[DATA UNDER STUDY]:
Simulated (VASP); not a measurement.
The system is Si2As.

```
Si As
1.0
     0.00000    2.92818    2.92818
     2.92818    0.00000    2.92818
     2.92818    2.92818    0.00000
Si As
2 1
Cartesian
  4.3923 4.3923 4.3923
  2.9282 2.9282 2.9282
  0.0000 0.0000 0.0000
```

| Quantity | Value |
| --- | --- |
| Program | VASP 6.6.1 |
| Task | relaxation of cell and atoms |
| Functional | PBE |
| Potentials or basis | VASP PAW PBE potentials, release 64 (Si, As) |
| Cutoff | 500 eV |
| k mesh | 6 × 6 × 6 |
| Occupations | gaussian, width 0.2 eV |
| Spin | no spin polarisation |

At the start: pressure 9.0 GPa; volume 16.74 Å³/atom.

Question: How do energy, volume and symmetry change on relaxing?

[ASSIGNMENT]:
Print the material above verbatim, first line through the line containing "At the start: pressure", both included.

[EXERCISE RESULT]:
Simulated (VASP); not a measurement.
The system is Si2As.

```
Si As
1.0
     0.00000    2.92818    2.92818
     2.92818    0.00000    2.92818
     2.92818    2.92818    0.00000
Si As
2 1
Cartesian
  4.3923 4.3923 4.3923
  2.9282 2.9282 2.9282
  0.0000 0.0000 0.0000
```

| Quantity | Value |
| --- | --- |
| Program | VASP 6.6.1 |
| Task | relaxation of cell and atoms |
| Functional | PBE |
| Potentials or basis | VASP PAW PBE potentials, release 64 (Si, As) |
| Cutoff | 500 eV |
| k mesh | 6 × 6 × 6 |
| Occupations | gaussian, width 0.2 eV |
| Spin | no spin polarisation |

At the start: pressure 9.0 GPa; volume 16.74 Å³/atom.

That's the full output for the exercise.